--- Given entries Enclosed Below ---

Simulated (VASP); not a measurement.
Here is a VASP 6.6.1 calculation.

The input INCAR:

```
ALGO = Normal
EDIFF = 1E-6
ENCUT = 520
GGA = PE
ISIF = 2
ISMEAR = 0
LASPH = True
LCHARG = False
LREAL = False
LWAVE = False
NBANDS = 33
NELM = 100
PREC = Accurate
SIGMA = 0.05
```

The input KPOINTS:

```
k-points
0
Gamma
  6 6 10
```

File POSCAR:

--- End of Enclosed Given entries ---

* **Action item**
Having read the entries, repeat them all exactly.

* **Task output**
Simulated (VASP); not a measurement.
Here is a VASP 6.6.1 calculation.

The input INCAR:

```
ALGO = Normal
EDIFF = 1E-6
ENCUT = 520
GGA = PE
ISIF = 2
ISMEAR = 0
LASPH = True
LCHARG = False
LREAL = False
LWAVE = False
NBANDS = 33
NELM = 100
PREC = Accurate
SIGMA = 0.05
```

The input KPOINTS:

```
k-points
0
Gamma
  6 6 10
```

File POSCAR:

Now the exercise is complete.